- [Study material]:
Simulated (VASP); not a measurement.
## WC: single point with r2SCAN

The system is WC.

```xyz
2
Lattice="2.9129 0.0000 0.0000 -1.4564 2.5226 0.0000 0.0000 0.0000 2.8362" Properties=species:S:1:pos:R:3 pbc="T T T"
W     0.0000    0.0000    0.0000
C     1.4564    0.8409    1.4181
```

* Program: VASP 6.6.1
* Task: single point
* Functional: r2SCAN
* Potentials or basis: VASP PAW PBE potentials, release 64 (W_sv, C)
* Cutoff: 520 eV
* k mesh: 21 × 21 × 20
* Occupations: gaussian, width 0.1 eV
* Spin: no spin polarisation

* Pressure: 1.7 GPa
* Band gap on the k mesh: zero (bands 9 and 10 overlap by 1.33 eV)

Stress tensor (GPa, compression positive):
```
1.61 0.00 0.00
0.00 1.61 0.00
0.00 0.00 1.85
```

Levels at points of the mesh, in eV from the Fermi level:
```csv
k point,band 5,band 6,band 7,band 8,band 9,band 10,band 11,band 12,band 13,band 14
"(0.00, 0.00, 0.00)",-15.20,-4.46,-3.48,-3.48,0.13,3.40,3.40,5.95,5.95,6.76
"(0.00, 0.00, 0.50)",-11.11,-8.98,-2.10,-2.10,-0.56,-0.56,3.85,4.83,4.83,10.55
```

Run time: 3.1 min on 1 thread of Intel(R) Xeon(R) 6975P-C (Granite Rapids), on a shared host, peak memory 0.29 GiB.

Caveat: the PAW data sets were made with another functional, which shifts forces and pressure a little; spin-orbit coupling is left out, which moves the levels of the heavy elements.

- [Work request]:
Please output the exact lines of the records above, beginning with the first and stopping after the line that holds "Run time: 3.1", and nothing else.

- [Task result]:
Simulated (VASP); not a measurement.
## WC: single point with r2SCAN

The system is WC.

```xyz
2
Lattice="2.9129 0.0000 0.0000 -1.4564 2.5226 0.0000 0.0000 0.0000 2.8362" Properties=species:S:1:pos:R:3 pbc="T T T"
W     0.0000    0.0000    0.0000
C     1.4564    0.8409    1.4181
```

* Program: VASP 6.6.1
* Task: single point
* Functional: r2SCAN
* Potentials or basis: VASP PAW PBE potentials, release 64 (W_sv, C)
* Cutoff: 520 eV
* k mesh: 21 × 21 × 20
* Occupations: gaussian, width 0.1 eV
* Spin: no spin polarisation

* Pressure: 1.7 GPa
* Band gap on the k mesh: zero (bands 9 and 10 overlap by 1.33 eV)

Stress tensor (GPa, compression positive):
```
1.61 0.00 0.00
0.00 1.61 0.00
0.00 0.00 1.85
```

Levels at points of the mesh, in eV from the Fermi level:
```csv
k point,band 5,band 6,band 7,band 8,band 9,band 10,band 11,band 12,band 13,band 14
"(0.00, 0.00, 0.00)",-15.20,-4.46,-3.48,-3.48,0.13,3.40,3.40,5.95,5.95,6.76
"(0.00, 0.00, 0.50)",-11.11,-8.98,-2.10,-2.10,-0.56,-0.56,3.85,4.83,4.83,10.55
```

Run time: 3.1 min on 1 thread of Intel(R) Xeon(R) 6975P-C (Granite Rapids), on a shared host, peak memory 0.29 GiB.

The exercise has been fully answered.